» **Action item**
Until you reach the line containing "Space group Fm-3m", reproduce each line of the listing exactly, please, and include that line as well.

________
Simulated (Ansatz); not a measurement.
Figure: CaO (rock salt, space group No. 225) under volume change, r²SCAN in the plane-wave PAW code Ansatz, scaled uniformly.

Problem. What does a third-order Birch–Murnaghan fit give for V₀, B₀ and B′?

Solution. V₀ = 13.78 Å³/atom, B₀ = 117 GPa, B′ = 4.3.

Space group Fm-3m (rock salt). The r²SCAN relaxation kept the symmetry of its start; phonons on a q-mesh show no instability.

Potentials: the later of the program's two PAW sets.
________

» **Answer box**
Simulated (Ansatz); not a measurement.
Figure: CaO (rock salt, space group No. 225) under volume change, r²SCAN in the plane-wave PAW code Ansatz, scaled uniformly.

Problem. What does a third-order Birch–Murnaghan fit give for V₀, B₀ and B′?

Solution. V₀ = 13.78 Å³/atom, B₀ = 117 GPa, B′ = 4.3.

Space group Fm-3m (rock salt). The r²SCAN relaxation kept the symmetry of its start; phonons on a q-mesh show no instability.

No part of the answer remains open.